• _Record extracts_
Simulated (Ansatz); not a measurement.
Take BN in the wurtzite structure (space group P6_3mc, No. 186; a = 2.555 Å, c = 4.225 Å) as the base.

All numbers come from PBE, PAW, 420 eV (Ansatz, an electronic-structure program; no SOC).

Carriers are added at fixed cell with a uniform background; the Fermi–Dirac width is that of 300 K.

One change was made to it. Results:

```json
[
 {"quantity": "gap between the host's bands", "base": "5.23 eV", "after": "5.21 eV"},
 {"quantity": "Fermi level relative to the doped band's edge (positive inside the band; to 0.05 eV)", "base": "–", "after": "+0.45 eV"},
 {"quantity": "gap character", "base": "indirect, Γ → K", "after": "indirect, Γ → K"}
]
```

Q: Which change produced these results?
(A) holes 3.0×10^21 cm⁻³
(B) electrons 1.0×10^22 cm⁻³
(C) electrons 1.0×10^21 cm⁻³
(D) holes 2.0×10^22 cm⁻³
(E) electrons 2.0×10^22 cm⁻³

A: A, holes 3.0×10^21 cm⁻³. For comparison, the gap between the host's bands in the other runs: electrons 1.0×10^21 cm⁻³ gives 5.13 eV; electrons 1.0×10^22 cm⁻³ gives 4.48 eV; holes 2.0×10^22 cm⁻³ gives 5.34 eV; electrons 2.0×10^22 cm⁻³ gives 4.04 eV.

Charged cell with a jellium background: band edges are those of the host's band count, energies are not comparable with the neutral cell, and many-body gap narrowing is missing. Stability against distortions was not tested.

• _Work request_
Quote only the stretch of lines that starts the data above and ends with the line containing "A: A, holes", both included.

• _Task solution_
Simulated (Ansatz); not a measurement.
Take BN in the wurtzite structure (space group P6_3mc, No. 186; a = 2.555 Å, c = 4.225 Å) as the base.

All numbers come from PBE, PAW, 420 eV (Ansatz, an electronic-structure program; no SOC).

Carriers are added at fixed cell with a uniform background; the Fermi–Dirac width is that of 300 K.

One change was made to it. Results:

```json
[
 {"quantity": "gap between the host's bands", "base": "5.23 eV", "after": "5.21 eV"},
 {"quantity": "Fermi level relative to the doped band's edge (positive inside the band; to 0.05 eV)", "base": "–", "after": "+0.45 eV"},
 {"quantity": "gap character", "base": "indirect, Γ → K", "after": "indirect, Γ → K"}
]
```

Q: Which change produced these results?
(A) holes 3.0×10^21 cm⁻³
(B) electrons 1.0×10^22 cm⁻³
(C) electrons 1.0×10^21 cm⁻³
(D) holes 2.0×10^22 cm⁻³
(E) electrons 2.0×10^22 cm⁻³

A: A, holes 3.0×10^21 cm⁻³. For comparison, the gap between the host's bands in the other runs: electrons 1.0×10^21 cm⁻³ gives 5.13 eV; electrons 1.0×10^22 cm⁻³ gives 4.48 eV; holes 2.0×10^22 cm⁻³ gives 5.34 eV; electrons 2.0×10^22 cm⁻³ gives 4.04 eV.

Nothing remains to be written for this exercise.